*** Block opens ***

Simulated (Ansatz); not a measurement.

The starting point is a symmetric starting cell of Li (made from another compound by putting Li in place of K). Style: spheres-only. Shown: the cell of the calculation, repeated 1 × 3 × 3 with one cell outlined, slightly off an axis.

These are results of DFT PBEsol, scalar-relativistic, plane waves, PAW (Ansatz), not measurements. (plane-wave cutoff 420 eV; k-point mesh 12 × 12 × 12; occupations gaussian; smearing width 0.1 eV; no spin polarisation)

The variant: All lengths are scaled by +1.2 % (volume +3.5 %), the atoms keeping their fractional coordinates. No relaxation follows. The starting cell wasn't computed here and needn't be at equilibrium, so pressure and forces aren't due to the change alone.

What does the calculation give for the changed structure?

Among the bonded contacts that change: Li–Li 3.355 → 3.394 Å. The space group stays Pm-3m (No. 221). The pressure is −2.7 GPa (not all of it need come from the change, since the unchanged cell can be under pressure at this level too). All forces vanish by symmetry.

*** Block closes ***

§ WORK ORDER
Set the lines down exactly, from the first line of the records to the line where "The starting point" appears, with both ends kept.

§ WORKED SOLUTION
Simulated (Ansatz); not a measurement.

The starting point is a symmetric starting cell of Li (made from another compound by putting Li in place of K). Style: spheres-only. Shown: the cell of the calculation, repeated 1 × 3 × 3 with one cell outlined, slightly off an axis.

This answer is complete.